EXERCISE - Please take the entries below from the first line through the line containing "- k mesh: 8 × 8 × 8" and repeat them exactly, leaving out everything after.

DATA TO EXAMINE -
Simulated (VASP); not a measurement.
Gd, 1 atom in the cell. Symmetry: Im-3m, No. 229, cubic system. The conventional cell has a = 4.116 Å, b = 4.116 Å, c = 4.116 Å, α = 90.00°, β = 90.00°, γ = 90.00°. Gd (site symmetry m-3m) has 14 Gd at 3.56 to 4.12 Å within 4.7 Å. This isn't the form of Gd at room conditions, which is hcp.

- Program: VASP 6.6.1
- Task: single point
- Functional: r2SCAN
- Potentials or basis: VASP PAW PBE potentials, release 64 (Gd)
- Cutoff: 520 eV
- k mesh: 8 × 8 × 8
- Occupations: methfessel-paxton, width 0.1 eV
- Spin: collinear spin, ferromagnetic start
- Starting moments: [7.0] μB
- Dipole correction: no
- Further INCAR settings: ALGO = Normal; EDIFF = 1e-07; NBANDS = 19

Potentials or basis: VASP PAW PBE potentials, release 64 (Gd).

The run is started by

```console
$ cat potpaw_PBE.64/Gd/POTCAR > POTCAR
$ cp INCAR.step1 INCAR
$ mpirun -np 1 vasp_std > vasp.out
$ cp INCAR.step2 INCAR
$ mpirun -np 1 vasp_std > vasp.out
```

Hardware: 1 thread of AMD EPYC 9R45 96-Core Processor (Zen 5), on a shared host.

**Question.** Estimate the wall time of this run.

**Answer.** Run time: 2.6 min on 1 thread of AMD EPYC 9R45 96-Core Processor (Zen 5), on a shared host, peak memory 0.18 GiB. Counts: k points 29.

WRITTEN ANSWER -
Simulated (VASP); not a measurement.
Gd, 1 atom in the cell. Symmetry: Im-3m, No. 229, cubic system. The conventional cell has a = 4.116 Å, b = 4.116 Å, c = 4.116 Å, α = 90.00°, β = 90.00°, γ = 90.00°. Gd (site symmetry m-3m) has 14 Gd at 3.56 to 4.12 Å within 4.7 Å. This isn't the form of Gd at room conditions, which is hcp.

- Program: VASP 6.6.1
- Task: single point
- Functional: r2SCAN
- Potentials or basis: VASP PAW PBE potentials, release 64 (Gd)
- Cutoff: 520 eV
- k mesh: 8 × 8 × 8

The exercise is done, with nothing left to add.